::::

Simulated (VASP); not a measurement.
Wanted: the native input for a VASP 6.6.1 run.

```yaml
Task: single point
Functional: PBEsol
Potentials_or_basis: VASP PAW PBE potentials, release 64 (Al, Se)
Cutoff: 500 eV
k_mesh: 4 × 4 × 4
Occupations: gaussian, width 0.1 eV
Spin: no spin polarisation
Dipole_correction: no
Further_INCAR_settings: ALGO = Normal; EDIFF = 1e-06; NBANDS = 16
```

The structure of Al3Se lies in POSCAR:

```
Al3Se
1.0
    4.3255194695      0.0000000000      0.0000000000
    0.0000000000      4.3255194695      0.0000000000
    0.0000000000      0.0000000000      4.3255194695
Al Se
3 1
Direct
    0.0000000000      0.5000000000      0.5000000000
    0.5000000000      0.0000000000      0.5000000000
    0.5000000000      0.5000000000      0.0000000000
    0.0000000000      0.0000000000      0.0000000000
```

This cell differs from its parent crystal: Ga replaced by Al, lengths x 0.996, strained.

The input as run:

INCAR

::::

**REQUIRED ACTION:** Please transcribe each of the entries, exactly as written.

**RESPONSE:**
Simulated (VASP); not a measurement.
Wanted: the native input for a VASP 6.6.1 run.

```yaml
Task: single point
Functional: PBEsol
Potentials_or_basis: VASP PAW PBE potentials, release 64 (Al, Se)
Cutoff: 500 eV
k_mesh: 4 × 4 × 4
Occupations: gaussian, width 0.1 eV
Spin: no spin polarisation
Dipole_correction: no
Further_INCAR_settings: ALGO = Normal; EDIFF = 1e-06; NBANDS = 16
```

The structure of Al3Se lies in POSCAR:

```
Al3Se
1.0
    4.3255194695      0.0000000000      0.0000000000
    0.0000000000      4.3255194695      0.0000000000
    0.0000000000      0.0000000000      4.3255194695
Al Se
3 1
Direct
    0.0000000000      0.5000000000      0.5000000000
    0.5000000000      0.0000000000      0.5000000000
    0.5000000000      0.5000000000      0.0000000000
    0.0000000000      0.0000000000      0.0000000000
```

This cell differs from its parent crystal: Ga replaced by Al, lengths x 0.996, strained.

The input as run:

INCAR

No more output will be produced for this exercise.